▶ [Extracted data]
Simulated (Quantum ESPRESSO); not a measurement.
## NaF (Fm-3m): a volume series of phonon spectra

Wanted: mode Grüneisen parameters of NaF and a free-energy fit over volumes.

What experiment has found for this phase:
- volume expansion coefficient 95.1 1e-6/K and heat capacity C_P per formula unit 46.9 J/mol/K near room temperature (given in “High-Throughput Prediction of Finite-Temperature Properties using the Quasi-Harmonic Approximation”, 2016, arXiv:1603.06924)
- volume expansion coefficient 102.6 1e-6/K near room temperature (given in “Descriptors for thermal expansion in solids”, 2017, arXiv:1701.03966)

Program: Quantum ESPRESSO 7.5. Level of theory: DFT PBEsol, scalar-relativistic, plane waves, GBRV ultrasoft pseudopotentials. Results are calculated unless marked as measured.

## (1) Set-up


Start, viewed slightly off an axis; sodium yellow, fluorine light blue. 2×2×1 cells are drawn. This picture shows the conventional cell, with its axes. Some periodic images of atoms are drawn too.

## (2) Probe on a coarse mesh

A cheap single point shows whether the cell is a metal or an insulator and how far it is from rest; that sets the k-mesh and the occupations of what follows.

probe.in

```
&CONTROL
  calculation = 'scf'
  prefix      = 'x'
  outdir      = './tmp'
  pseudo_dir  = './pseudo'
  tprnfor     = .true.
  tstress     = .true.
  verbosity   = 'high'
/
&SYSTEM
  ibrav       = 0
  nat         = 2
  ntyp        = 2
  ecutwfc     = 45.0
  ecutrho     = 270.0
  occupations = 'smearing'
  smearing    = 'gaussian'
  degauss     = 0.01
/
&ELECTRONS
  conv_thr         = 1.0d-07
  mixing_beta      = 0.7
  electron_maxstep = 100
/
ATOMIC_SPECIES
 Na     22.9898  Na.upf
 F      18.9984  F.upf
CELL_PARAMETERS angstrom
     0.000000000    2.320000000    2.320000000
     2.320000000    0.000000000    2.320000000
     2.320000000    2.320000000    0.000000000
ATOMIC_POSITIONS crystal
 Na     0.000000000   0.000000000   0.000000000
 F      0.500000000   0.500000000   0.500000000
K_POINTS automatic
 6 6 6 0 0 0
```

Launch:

▶ [Exercise] Beginning at the top of the records above, transcribe each line exactly up to and including the line that holds "- volume expansion coefficient 102.6".

▶ [Answer box]
Simulated (Quantum ESPRESSO); not a measurement.
## NaF (Fm-3m): a volume series of phonon spectra

Wanted: mode Grüneisen parameters of NaF and a free-energy fit over volumes.

What experiment has found for this phase:
- volume expansion coefficient 95.1 1e-6/K and heat capacity C_P per formula unit 46.9 J/mol/K near room temperature (given in “High-Throughput Prediction of Finite-Temperature Properties using the Quasi-Harmonic Approximation”, 2016, arXiv:1603.06924)
- volume expansion coefficient 102.6 1e-6/K near room temperature (given in “Descriptors for thermal expansion in solids”, 2017, arXiv:1701.03966)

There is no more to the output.